============
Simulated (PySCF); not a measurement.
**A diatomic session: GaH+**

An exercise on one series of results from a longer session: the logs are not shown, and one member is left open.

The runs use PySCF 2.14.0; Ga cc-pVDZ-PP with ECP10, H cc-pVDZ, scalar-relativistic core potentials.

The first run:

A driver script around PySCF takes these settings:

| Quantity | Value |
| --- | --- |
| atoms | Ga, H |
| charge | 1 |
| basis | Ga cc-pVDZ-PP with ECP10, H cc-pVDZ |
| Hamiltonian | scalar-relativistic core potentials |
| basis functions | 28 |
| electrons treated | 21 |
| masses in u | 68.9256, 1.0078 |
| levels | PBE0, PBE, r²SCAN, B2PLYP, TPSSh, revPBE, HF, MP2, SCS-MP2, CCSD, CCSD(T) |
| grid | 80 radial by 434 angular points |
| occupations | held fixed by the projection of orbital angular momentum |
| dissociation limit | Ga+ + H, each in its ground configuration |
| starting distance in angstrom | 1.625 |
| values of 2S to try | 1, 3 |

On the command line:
============

> [Work task] Could you restate the listing above word for word, leaving nothing out?

> [Solution]
Simulated (PySCF); not a measurement.
**A diatomic session: GaH+**

An exercise on one series of results from a longer session: the logs are not shown, and one member is left open.

The runs use PySCF 2.14.0; Ga cc-pVDZ-PP with ECP10, H cc-pVDZ, scalar-relativistic core potentials.

The first run:

A driver script around PySCF takes these settings:

| Quantity | Value |
| --- | --- |
| atoms | Ga, H |
| charge | 1 |
| basis | Ga cc-pVDZ-PP with ECP10, H cc-pVDZ |
| Hamiltonian | scalar-relativistic core potentials |
| basis functions | 28 |
| electrons treated | 21 |
| masses in u | 68.9256, 1.0078 |
| levels | PBE0, PBE, r²SCAN, B2PLYP, TPSSh, revPBE, HF, MP2, SCS-MP2, CCSD, CCSD(T) |
| grid | 80 radial by 434 angular points |
| occupations | held fixed by the projection of orbital angular momentum |
| dissociation limit | Ga+ + H, each in its ground configuration |
| starting distance in angstrom | 1.625 |
| values of 2S to try | 1, 3 |

On the command line:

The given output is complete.